[[ DATA FOR ANALYSIS, beginning ]]
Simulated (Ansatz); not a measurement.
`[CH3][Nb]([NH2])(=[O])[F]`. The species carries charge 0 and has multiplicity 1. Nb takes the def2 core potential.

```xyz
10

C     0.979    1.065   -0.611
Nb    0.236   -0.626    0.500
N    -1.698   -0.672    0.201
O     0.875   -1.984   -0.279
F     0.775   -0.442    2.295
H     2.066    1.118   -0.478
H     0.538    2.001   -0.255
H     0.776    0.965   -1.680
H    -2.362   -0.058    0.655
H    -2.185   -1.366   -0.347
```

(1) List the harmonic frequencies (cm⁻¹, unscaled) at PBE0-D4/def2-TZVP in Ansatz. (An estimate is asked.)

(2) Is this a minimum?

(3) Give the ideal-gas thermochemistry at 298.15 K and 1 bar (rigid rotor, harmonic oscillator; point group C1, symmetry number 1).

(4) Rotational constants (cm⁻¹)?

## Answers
[[ DATA FOR ANALYSIS, end ]]

- [EXERCISE] All of the material above is to be retyped word for word.

- [PROBLEM SOLUTION]
Simulated (Ansatz); not a measurement.
`[CH3][Nb]([NH2])(=[O])[F]`. The species carries charge 0 and has multiplicity 1. Nb takes the def2 core potential.

```xyz
10

C     0.979    1.065   -0.611
Nb    0.236   -0.626    0.500
N    -1.698   -0.672    0.201
O     0.875   -1.984   -0.279
F     0.775   -0.442    2.295
H     2.066    1.118   -0.478
H     0.538    2.001   -0.255
H     0.776    0.965   -1.680
H    -2.362   -0.058    0.655
H    -2.185   -1.366   -0.347
```

(1) List the harmonic frequencies (cm⁻¹, unscaled) at PBE0-D4/def2-TZVP in Ansatz. (An estimate is asked.)

(2) Is this a minimum?

(3) Give the ideal-gas thermochemistry at 298.15 K and 1 bar (rigid rotor, harmonic oscillator; point group C1, symmetry number 1).

(4) Rotational constants (cm⁻¹)?

## Answers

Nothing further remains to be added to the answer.